• • • • •

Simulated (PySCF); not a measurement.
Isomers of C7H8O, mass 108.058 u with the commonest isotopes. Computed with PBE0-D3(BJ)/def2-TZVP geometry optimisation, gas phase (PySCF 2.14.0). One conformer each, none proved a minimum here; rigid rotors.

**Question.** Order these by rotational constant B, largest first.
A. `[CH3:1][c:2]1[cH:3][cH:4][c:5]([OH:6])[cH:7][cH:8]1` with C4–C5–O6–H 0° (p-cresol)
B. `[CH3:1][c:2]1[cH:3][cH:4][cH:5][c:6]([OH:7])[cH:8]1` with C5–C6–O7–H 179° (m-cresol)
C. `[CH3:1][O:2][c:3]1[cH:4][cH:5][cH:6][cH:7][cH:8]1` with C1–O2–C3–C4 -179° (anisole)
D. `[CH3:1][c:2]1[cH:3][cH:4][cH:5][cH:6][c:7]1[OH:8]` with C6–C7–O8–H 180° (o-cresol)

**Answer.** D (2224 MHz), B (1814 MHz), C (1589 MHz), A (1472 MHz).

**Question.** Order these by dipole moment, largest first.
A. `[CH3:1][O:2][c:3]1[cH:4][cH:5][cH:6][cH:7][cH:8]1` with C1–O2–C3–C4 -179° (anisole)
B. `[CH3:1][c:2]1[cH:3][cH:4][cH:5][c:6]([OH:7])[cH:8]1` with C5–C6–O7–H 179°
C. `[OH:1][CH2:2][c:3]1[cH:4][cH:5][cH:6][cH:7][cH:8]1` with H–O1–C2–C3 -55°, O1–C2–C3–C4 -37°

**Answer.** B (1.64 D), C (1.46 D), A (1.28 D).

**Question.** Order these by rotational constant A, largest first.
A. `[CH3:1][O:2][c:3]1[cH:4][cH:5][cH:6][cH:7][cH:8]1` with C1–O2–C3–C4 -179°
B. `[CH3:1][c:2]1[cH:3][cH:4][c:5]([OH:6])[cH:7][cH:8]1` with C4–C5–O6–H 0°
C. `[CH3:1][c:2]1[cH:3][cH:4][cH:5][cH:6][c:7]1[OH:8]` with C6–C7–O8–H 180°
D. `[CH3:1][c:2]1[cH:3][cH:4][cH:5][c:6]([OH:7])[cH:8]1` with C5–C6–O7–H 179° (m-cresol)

• • • • •

*Work task*: With the first line being the one containing "B, largest first." and the last line the one containing "A (1472 MHz).", transcribe exactly the lines above that fall in that range.

*Exercise answer*:
**Question.** Order these by rotational constant B, largest first.
A. `[CH3:1][c:2]1[cH:3][cH:4][c:5]([OH:6])[cH:7][cH:8]1` with C4–C5–O6–H 0° (p-cresol)
B. `[CH3:1][c:2]1[cH:3][cH:4][cH:5][c:6]([OH:7])[cH:8]1` with C5–C6–O7–H 179° (m-cresol)
C. `[CH3:1][O:2][c:3]1[cH:4][cH:5][cH:6][cH:7][cH:8]1` with C1–O2–C3–C4 -179° (anisole)
D. `[CH3:1][c:2]1[cH:3][cH:4][cH:5][cH:6][c:7]1[OH:8]` with C6–C7–O8–H 180° (o-cresol)

**Answer.** D (2224 MHz), B (1814 MHz), C (1589 MHz), A (1472 MHz).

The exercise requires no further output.